Work task - Repeat each record word for word. Leave nothing out.

--- Study material Enclosed Below ---

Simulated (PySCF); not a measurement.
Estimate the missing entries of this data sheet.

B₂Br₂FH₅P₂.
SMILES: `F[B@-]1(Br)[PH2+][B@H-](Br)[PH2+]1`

--- End of Enclosed Study material ---

Task result -
Simulated (PySCF); not a measurement.
Estimate the missing entries of this data sheet.

B₂Br₂FH₅P₂.
SMILES: `F[B@-]1(Br)[PH2+][B@H-](Br)[PH2+]1`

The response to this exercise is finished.